> Work order: Reproduce precisely the lines between the start of the data below and the line with "Rigid bands with", both included.

> Data:

++++

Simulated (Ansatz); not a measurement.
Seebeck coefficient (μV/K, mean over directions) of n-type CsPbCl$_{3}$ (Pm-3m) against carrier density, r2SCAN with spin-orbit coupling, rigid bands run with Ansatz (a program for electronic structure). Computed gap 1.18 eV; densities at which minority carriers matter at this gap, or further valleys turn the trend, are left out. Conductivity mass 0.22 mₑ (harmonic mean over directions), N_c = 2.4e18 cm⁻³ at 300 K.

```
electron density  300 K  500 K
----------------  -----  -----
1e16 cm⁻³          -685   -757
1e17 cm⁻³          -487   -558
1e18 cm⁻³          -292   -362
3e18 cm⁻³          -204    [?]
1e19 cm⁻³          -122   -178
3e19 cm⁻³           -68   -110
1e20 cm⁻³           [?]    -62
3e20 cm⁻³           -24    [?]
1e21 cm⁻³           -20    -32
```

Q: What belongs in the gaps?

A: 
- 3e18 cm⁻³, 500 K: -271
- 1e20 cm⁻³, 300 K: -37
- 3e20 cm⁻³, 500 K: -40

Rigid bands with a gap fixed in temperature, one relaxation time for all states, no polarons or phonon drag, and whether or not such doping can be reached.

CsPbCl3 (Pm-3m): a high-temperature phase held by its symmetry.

++++

> Problem solution:
Simulated (Ansatz); not a measurement.
Seebeck coefficient (μV/K, mean over directions) of n-type CsPbCl$_{3}$ (Pm-3m) against carrier density, r2SCAN with spin-orbit coupling, rigid bands run with Ansatz (a program for electronic structure). Computed gap 1.18 eV; densities at which minority carriers matter at this gap, or further valleys turn the trend, are left out. Conductivity mass 0.22 mₑ (harmonic mean over directions), N_c = 2.4e18 cm⁻³ at 300 K.

```
electron density  300 K  500 K
----------------  -----  -----
1e16 cm⁻³          -685   -757
1e17 cm⁻³          -487   -558
1e18 cm⁻³          -292   -362
3e18 cm⁻³          -204    [?]
1e19 cm⁻³          -122   -178
3e19 cm⁻³           -68   -110
1e20 cm⁻³           [?]    -62
3e20 cm⁻³           -24    [?]
1e21 cm⁻³           -20    -32
```

Q: What belongs in the gaps?

A: 
- 3e18 cm⁻³, 500 K: -271
- 1e20 cm⁻³, 300 K: -37
- 3e20 cm⁻³, 500 K: -40

Rigid bands with a gap fixed in temperature, one relaxation time for all states, no polarons or phonon drag, and whether or not such doping can be reached.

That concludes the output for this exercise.